────────────────
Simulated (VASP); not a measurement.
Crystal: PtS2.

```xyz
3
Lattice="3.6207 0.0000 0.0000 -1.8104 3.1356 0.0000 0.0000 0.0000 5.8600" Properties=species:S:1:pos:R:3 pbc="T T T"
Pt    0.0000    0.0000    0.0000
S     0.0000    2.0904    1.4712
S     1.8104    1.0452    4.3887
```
────────────────

Assignment = Your task is to extract all of the records exactly.

Your response =
Simulated (VASP); not a measurement.
Crystal: PtS2.

```xyz
3
Lattice="3.6207 0.0000 0.0000 -1.8104 3.1356 0.0000 0.0000 0.0000 5.8600" Properties=species:S:1:pos:R:3 pbc="T T T"
Pt    0.0000    0.0000    0.0000
S     0.0000    2.0904    1.4712
S     1.8104    1.0452    4.3887
```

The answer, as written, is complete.